/---
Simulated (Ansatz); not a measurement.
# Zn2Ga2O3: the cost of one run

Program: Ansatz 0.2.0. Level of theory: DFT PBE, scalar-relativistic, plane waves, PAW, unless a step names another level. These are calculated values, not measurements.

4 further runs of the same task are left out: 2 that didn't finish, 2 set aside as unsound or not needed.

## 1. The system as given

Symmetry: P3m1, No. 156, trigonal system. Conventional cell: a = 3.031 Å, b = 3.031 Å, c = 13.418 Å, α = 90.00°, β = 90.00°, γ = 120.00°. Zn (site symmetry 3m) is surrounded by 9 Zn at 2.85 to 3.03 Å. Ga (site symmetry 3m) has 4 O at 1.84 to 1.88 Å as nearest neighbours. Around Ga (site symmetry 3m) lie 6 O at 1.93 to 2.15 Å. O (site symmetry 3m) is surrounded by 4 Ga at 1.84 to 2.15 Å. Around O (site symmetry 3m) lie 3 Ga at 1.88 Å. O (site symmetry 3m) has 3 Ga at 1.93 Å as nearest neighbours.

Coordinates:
\---

ASSIGNED TASK: Start at the first line of the material and transcribe each line exactly, stopping once the line containing "Symmetry: P3m1, No." has been written.

REPLY:
Simulated (Ansatz); not a measurement.
# Zn2Ga2O3: the cost of one run

Program: Ansatz 0.2.0. Level of theory: DFT PBE, scalar-relativistic, plane waves, PAW, unless a step names another level. These are calculated values, not measurements.

4 further runs of the same task are left out: 2 that didn't finish, 2 set aside as unsound or not needed.

## 1. The system as given

Symmetry: P3m1, No. 156, trigonal system. Conventional cell: a = 3.031 Å, b = 3.031 Å, c = 13.418 Å, α = 90.00°, β = 90.00°, γ = 120.00°. Zn (site symmetry 3m) is surrounded by 9 Zn at 2.85 to 3.03 Å. Ga (site symmetry 3m) has 4 O at 1.84 to 1.88 Å as nearest neighbours. Around Ga (site symmetry 3m) lie 6 O at 1.93 to 2.15 Å. O (site symmetry 3m) is surrounded by 4 Ga at 1.84 to 2.15 Å. Around O (site symmetry 3m) lie 3 Ga at 1.88 Å. O (site symmetry 3m) has 3 Ga at 1.93 Å as nearest neighbours.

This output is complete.